**Work task**. From the first line onward, reproduce the records exactly; the final line to include is the one holding "Fit the third-order".

# # #
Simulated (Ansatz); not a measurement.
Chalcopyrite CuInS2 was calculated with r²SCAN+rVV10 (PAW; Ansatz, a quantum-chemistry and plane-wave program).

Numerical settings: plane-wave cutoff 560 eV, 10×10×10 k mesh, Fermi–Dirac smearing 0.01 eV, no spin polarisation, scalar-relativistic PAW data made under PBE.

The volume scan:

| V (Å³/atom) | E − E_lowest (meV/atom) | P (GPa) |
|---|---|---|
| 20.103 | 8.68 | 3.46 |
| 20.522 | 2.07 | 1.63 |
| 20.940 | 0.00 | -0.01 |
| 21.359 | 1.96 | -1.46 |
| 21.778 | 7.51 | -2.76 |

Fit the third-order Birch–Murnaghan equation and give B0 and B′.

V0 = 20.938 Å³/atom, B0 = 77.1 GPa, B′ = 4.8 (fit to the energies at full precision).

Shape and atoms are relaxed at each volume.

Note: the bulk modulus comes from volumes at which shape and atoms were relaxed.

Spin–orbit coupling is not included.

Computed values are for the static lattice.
# # #

**Response box**.
Simulated (Ansatz); not a measurement.
Chalcopyrite CuInS2 was calculated with r²SCAN+rVV10 (PAW; Ansatz, a quantum-chemistry and plane-wave program).

Numerical settings: plane-wave cutoff 560 eV, 10×10×10 k mesh, Fermi–Dirac smearing 0.01 eV, no spin polarisation, scalar-relativistic PAW data made under PBE.

The volume scan:

| V (Å³/atom) | E − E_lowest (meV/atom) | P (GPa) |
|---|---|---|
| 20.103 | 8.68 | 3.46 |
| 20.522 | 2.07 | 1.63 |
| 20.940 | 0.00 | -0.01 |
| 21.359 | 1.96 | -1.46 |
| 21.778 | 7.51 | -2.76 |

Fit the third-order Birch–Murnaghan equation and give B0 and B′.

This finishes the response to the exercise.